▶ Requirement
Could you reproduce, word for word, everything below from the line containing "-0.931 | -1.385 |" down to the line containing "0.413 | -0.677 |", with both of those lines included and no others?

[Entries supplied Boundary: Start]

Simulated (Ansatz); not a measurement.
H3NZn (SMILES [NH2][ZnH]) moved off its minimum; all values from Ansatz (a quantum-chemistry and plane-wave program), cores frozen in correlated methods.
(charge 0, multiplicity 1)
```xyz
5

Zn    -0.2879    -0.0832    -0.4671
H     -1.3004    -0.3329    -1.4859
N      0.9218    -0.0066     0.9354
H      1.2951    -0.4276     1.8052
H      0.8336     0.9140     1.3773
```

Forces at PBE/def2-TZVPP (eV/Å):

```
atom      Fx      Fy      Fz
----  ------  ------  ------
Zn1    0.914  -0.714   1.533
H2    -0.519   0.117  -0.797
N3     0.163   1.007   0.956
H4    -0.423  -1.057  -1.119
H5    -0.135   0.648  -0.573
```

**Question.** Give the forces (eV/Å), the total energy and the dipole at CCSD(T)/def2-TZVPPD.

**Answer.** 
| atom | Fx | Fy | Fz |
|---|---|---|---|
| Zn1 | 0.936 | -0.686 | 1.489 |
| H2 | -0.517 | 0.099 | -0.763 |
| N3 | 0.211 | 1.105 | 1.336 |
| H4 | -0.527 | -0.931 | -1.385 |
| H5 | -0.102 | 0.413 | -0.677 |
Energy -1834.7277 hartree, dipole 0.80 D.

[Entries supplied Boundary: End]

▶ Response area
| H4 | -0.527 | -0.931 | -1.385 |
| H5 | -0.102 | 0.413 | -0.677 |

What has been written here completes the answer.